TASK ITEM: Below are several entries. Transcribe exactly those lines that fall from the one with "Change from the" through the one with "1.25 | -0.013 |", end lines included.

>>>
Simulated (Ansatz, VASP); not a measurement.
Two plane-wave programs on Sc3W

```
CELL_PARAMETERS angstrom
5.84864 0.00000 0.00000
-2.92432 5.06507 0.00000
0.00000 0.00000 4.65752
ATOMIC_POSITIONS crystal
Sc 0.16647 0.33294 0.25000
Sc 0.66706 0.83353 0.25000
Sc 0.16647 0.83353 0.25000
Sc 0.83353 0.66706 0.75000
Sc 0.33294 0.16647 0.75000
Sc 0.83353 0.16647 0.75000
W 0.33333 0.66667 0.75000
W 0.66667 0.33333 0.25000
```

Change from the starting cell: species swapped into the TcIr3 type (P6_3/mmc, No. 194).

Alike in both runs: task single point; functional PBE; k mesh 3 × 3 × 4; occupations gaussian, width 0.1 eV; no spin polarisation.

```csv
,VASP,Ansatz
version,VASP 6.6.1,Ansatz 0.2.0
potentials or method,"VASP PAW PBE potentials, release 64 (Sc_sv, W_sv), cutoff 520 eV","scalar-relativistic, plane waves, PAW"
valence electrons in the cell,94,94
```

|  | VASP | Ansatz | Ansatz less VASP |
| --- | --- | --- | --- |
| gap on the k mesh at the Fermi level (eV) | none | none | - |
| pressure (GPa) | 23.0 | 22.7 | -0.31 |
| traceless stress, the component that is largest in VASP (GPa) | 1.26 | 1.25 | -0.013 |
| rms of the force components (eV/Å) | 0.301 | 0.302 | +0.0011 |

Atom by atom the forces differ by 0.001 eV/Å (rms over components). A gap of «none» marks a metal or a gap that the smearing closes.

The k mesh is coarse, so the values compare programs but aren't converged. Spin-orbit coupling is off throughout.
<<<

EXERCISE ANSWER:
Change from the starting cell: species swapped into the TcIr3 type (P6_3/mmc, No. 194).

Alike in both runs: task single point; functional PBE; k mesh 3 × 3 × 4; occupations gaussian, width 0.1 eV; no spin polarisation.

```csv
,VASP,Ansatz
version,VASP 6.6.1,Ansatz 0.2.0
potentials or method,"VASP PAW PBE potentials, release 64 (Sc_sv, W_sv), cutoff 520 eV","scalar-relativistic, plane waves, PAW"
valence electrons in the cell,94,94
```

|  | VASP | Ansatz | Ansatz less VASP |
| --- | --- | --- | --- |
| gap on the k mesh at the Fermi level (eV) | none | none | - |
| pressure (GPa) | 23.0 | 22.7 | -0.31 |
| traceless stress, the component that is largest in VASP (GPa) | 1.26 | 1.25 | -0.013 |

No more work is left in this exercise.